▶ **Assigned task**
Print exactly those lines that run from the beginning of the data to the line bearing "spin-orbit coupling |", inclusive.

((
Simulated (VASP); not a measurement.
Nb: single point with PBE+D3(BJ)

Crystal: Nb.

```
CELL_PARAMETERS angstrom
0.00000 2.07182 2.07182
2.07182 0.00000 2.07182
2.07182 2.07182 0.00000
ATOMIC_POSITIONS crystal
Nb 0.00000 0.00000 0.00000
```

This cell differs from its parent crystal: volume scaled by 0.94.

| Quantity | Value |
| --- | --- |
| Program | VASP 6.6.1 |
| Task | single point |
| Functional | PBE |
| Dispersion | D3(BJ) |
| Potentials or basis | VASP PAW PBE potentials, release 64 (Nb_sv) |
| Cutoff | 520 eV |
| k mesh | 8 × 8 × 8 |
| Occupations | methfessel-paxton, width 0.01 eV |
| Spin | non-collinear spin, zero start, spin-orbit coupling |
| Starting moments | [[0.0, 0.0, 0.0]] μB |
))

▶ **Solution**
Simulated (VASP); not a measurement.
Nb: single point with PBE+D3(BJ)

Crystal: Nb.

```
CELL_PARAMETERS angstrom
0.00000 2.07182 2.07182
2.07182 0.00000 2.07182
2.07182 2.07182 0.00000
ATOMIC_POSITIONS crystal
Nb 0.00000 0.00000 0.00000
```

This cell differs from its parent crystal: volume scaled by 0.94.

| Quantity | Value |
| --- | --- |
| Program | VASP 6.6.1 |
| Task | single point |
| Functional | PBE |
| Dispersion | D3(BJ) |
| Potentials or basis | VASP PAW PBE potentials, release 64 (Nb_sv) |
| Cutoff | 520 eV |
| k mesh | 8 × 8 × 8 |
| Occupations | methfessel-paxton, width 0.01 eV |
| Spin | non-collinear spin, zero start, spin-orbit coupling |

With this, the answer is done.